(SOURCE INFORMATION):
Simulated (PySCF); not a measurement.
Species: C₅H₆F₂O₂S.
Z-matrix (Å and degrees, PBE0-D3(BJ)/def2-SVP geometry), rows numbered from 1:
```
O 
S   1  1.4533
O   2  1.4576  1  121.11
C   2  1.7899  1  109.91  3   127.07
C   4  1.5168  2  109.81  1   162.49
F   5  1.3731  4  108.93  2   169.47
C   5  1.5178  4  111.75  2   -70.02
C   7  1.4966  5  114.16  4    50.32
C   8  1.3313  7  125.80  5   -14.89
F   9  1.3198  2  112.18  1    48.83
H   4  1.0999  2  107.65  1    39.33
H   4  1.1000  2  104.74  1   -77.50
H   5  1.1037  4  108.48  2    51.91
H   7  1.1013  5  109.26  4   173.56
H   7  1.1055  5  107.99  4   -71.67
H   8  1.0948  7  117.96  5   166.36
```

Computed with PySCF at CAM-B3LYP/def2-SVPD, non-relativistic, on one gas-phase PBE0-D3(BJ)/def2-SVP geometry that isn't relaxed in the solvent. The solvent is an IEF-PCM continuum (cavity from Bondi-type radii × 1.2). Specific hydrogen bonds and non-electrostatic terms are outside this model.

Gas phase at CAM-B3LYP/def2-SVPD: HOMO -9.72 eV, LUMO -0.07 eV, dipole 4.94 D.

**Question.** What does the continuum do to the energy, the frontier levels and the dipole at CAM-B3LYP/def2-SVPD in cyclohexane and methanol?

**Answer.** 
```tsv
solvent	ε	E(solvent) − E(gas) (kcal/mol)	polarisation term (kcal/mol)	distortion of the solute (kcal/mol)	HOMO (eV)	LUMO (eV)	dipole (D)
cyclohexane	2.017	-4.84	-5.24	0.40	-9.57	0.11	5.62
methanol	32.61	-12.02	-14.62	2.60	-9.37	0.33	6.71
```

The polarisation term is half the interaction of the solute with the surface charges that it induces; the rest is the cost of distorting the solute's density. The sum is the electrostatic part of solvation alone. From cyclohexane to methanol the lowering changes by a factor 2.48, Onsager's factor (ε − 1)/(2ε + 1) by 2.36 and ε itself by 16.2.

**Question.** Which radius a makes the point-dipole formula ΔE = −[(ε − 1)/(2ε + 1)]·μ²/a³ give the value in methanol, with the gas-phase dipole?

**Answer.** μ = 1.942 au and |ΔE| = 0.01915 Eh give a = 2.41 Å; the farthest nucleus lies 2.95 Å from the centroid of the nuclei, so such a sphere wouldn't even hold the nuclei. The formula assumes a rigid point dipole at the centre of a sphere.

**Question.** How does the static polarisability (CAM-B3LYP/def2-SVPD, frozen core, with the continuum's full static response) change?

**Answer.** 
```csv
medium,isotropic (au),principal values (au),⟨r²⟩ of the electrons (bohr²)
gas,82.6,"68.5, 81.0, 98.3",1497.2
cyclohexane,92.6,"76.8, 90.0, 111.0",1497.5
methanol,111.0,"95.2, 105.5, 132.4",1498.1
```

(REQUIRED ACTION):
Your answer must consist only of the lines from the start of the records above through the line with "Gas phase at", each retyped exactly.

(TASK RESULT):
Simulated (PySCF); not a measurement.
Species: C₅H₆F₂O₂S.
Z-matrix (Å and degrees, PBE0-D3(BJ)/def2-SVP geometry), rows numbered from 1:
```
O 
S   1  1.4533
O   2  1.4576  1  121.11
C   2  1.7899  1  109.91  3   127.07
C   4  1.5168  2  109.81  1   162.49
F   5  1.3731  4  108.93  2   169.47
C   5  1.5178  4  111.75  2   -70.02
C   7  1.4966  5  114.16  4    50.32
C   8  1.3313  7  125.80  5   -14.89
F   9  1.3198  2  112.18  1    48.83
H   4  1.0999  2  107.65  1    39.33
H   4  1.1000  2  104.74  1   -77.50
H   5  1.1037  4  108.48  2    51.91
H   7  1.1013  5  109.26  4   173.56
H   7  1.1055  5  107.99  4   -71.67
H   8  1.0948  7  117.96  5   166.36
```

Computed with PySCF at CAM-B3LYP/def2-SVPD, non-relativistic, on one gas-phase PBE0-D3(BJ)/def2-SVP geometry that isn't relaxed in the solvent. The solvent is an IEF-PCM continuum (cavity from Bondi-type radii × 1.2). Specific hydrogen bonds and non-electrostatic terms are outside this model.

Gas phase at CAM-B3LYP/def2-SVPD: HOMO -9.72 eV, LUMO -0.07 eV, dipole 4.94 D.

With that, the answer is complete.